*Action item*. Set down exactly the first line of the entries and every line after it, through the line with "What each parameter".

Top of Information supplied

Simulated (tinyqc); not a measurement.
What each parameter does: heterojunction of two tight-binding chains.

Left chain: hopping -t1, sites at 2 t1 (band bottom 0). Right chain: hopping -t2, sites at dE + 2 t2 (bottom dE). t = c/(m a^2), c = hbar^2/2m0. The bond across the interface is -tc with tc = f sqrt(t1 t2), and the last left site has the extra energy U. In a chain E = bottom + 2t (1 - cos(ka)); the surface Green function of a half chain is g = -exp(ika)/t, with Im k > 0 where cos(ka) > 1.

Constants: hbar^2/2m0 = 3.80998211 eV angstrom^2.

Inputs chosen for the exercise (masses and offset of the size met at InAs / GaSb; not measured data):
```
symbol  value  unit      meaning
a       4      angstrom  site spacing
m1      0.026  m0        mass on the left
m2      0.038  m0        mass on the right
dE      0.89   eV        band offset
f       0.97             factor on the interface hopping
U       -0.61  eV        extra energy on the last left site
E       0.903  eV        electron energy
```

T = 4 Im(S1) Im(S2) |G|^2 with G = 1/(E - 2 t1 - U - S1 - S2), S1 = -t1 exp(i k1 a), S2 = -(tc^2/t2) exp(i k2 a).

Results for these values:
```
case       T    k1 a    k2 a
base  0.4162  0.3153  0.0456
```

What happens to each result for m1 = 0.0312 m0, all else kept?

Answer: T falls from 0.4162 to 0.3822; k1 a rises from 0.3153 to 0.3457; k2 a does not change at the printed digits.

Bottom of Information supplied

*Task response*.
Simulated (tinyqc); not a measurement.
What each parameter does: heterojunction of two tight-binding chains.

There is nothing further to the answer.